# Assignment
Send back all the data below, exactly as given.

** Opening Stored data block **

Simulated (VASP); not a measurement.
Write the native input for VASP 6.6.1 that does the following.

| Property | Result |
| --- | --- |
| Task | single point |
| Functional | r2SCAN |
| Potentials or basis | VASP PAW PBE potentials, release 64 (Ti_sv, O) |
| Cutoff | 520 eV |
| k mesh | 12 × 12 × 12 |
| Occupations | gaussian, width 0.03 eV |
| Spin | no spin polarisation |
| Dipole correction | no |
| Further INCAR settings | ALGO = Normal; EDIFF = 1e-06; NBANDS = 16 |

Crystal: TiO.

** Closing Stored data block **

# Result
Simulated (VASP); not a measurement.
Write the native input for VASP 6.6.1 that does the following.

| Property | Result |
| --- | --- |
| Task | single point |
| Functional | r2SCAN |
| Potentials or basis | VASP PAW PBE potentials, release 64 (Ti_sv, O) |
| Cutoff | 520 eV |
| k mesh | 12 × 12 × 12 |
| Occupations | gaussian, width 0.03 eV |
| Spin | no spin polarisation |
| Dipole correction | no |
| Further INCAR settings | ALGO = Normal; EDIFF = 1e-06; NBANDS = 16 |

Crystal: TiO.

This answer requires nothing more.